Start with the first line of the material. Repeat each line exactly through the one that contains "Caveats: the PAW".

### Record excerpts

= Beginning of Section =

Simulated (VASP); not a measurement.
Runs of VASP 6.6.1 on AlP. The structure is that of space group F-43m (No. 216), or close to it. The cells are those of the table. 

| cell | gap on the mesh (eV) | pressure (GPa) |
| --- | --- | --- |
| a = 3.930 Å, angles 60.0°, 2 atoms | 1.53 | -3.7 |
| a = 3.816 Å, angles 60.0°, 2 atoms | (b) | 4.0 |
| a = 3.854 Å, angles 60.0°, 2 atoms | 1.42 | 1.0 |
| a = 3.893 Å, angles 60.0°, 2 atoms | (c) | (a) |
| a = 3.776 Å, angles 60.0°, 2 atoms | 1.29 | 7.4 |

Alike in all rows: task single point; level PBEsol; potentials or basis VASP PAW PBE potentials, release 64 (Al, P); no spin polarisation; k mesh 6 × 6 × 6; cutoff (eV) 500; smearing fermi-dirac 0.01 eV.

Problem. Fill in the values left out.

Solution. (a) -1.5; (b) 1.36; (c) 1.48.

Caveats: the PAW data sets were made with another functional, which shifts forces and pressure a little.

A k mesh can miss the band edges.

= End of Section =

### Your response
Simulated (VASP); not a measurement.
Runs of VASP 6.6.1 on AlP. The structure is that of space group F-43m (No. 216), or close to it. The cells are those of the table. 

| cell | gap on the mesh (eV) | pressure (GPa) |
| --- | --- | --- |
| a = 3.930 Å, angles 60.0°, 2 atoms | 1.53 | -3.7 |
| a = 3.816 Å, angles 60.0°, 2 atoms | (b) | 4.0 |
| a = 3.854 Å, angles 60.0°, 2 atoms | 1.42 | 1.0 |
| a = 3.893 Å, angles 60.0°, 2 atoms | (c) | (a) |
| a = 3.776 Å, angles 60.0°, 2 atoms | 1.29 | 7.4 |

Alike in all rows: task single point; level PBEsol; potentials or basis VASP PAW PBE potentials, release 64 (Al, P); no spin polarisation; k mesh 6 × 6 × 6; cutoff (eV) 500; smearing fermi-dirac 0.01 eV.

Problem. Fill in the values left out.

Solution. (a) -1.5; (b) 1.36; (c) 1.48.

Caveats: the PAW data sets were made with another functional, which shifts forces and pressure a little.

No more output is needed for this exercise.